• Requirement
Your answer must be an exact copy of every record.

═════ Supplied information

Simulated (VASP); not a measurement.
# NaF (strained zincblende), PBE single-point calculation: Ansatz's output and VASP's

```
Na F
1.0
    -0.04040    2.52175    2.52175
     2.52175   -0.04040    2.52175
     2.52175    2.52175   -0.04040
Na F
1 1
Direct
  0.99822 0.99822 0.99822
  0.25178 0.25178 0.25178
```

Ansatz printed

══════════

• Response area
Simulated (VASP); not a measurement.
# NaF (strained zincblende), PBE single-point calculation: Ansatz's output and VASP's

```
Na F
1.0
    -0.04040    2.52175    2.52175
     2.52175   -0.04040    2.52175
     2.52175    2.52175   -0.04040
Na F
1 1
Direct
  0.99822 0.99822 0.99822
  0.25178 0.25178 0.25178
```

Ansatz printed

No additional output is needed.